■ **Dataset records**
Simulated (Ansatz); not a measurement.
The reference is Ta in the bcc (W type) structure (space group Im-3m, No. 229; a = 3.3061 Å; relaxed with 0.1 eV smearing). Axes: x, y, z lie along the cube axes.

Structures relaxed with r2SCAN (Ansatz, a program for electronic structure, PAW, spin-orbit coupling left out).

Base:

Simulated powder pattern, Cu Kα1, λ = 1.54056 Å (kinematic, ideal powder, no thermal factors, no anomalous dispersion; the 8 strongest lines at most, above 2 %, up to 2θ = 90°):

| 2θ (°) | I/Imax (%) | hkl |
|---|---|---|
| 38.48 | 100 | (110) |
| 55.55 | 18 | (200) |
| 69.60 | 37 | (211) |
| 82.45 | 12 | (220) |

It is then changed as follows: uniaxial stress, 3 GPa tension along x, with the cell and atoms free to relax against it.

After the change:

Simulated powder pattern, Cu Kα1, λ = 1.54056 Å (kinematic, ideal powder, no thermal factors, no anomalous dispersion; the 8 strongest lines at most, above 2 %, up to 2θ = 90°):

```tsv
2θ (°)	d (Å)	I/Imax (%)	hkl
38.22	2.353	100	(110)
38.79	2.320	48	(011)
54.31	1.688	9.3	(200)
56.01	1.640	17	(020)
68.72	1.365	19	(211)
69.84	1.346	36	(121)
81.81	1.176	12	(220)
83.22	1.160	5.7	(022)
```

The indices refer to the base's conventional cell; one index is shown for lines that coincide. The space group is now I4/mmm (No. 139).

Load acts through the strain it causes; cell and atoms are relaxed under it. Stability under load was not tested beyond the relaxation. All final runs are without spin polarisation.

■ **Work task**
Could you please copy the lines above exactly, beginning at the first and ending at the line that contains "The indices refer"?

■ **Written solution**
Simulated (Ansatz); not a measurement.
The reference is Ta in the bcc (W type) structure (space group Im-3m, No. 229; a = 3.3061 Å; relaxed with 0.1 eV smearing). Axes: x, y, z lie along the cube axes.

Structures relaxed with r2SCAN (Ansatz, a program for electronic structure, PAW, spin-orbit coupling left out).

Base:

Simulated powder pattern, Cu Kα1, λ = 1.54056 Å (kinematic, ideal powder, no thermal factors, no anomalous dispersion; the 8 strongest lines at most, above 2 %, up to 2θ = 90°):

| 2θ (°) | I/Imax (%) | hkl |
|---|---|---|
| 38.48 | 100 | (110) |
| 55.55 | 18 | (200) |
| 69.60 | 37 | (211) |
| 82.45 | 12 | (220) |

It is then changed as follows: uniaxial stress, 3 GPa tension along x, with the cell and atoms free to relax against it.

After the change:

Simulated powder pattern, Cu Kα1, λ = 1.54056 Å (kinematic, ideal powder, no thermal factors, no anomalous dispersion; the 8 strongest lines at most, above 2 %, up to 2θ = 90°):

```tsv
2θ (°)	d (Å)	I/Imax (%)	hkl
38.22	2.353	100	(110)
38.79	2.320	48	(011)
54.31	1.688	9.3	(200)
56.01	1.640	17	(020)
68.72	1.365	19	(211)
69.84	1.346	36	(121)
81.81	1.176	12	(220)
83.22	1.160	5.7	(022)
```

The indices refer to the base's conventional cell; one index is shown for lines that coincide. The space group is now I4/mmm (No. 139).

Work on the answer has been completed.